Could you return each line below without altering a word?

*** Opening of Input data ***

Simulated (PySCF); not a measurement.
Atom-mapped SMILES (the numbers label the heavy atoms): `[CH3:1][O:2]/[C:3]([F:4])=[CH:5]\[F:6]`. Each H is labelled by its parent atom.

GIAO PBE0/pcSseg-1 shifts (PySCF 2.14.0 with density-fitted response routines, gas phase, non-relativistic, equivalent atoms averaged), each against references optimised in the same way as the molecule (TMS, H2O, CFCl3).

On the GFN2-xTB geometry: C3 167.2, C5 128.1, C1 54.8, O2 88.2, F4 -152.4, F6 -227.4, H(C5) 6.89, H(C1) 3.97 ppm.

*** Close of Input data ***

▶ Task answer:
Simulated (PySCF); not a measurement.
Atom-mapped SMILES (the numbers label the heavy atoms): `[CH3:1][O:2]/[C:3]([F:4])=[CH:5]\[F:6]`. Each H is labelled by its parent atom.

GIAO PBE0/pcSseg-1 shifts (PySCF 2.14.0 with density-fitted response routines, gas phase, non-relativistic, equivalent atoms averaged), each against references optimised in the same way as the molecule (TMS, H2O, CFCl3).

On the GFN2-xTB geometry: C3 167.2, C5 128.1, C1 54.8, O2 88.2, F4 -152.4, F6 -227.4, H(C5) 6.89, H(C1) 3.97 ppm.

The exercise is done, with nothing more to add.